:: Provided material ::
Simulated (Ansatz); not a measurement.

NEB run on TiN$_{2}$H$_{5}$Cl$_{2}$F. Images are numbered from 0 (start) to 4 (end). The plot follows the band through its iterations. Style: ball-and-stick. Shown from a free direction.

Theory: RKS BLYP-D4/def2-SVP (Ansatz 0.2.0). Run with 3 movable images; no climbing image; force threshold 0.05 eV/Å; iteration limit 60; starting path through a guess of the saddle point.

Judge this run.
:::

For this exercise, restate each of the entries without any deviation.

• _Answer space_
Simulated (Ansatz); not a measurement.

NEB run on TiN$_{2}$H$_{5}$Cl$_{2}$F. Images are numbered from 0 (start) to 4 (end). The plot follows the band through its iterations. Style: ball-and-stick. Shown from a free direction.

Theory: RKS BLYP-D4/def2-SVP (Ansatz 0.2.0). Run with 3 movable images; no climbing image; force threshold 0.05 eV/Å; iteration limit 60; starting path through a guess of the saddle point.

Judge this run.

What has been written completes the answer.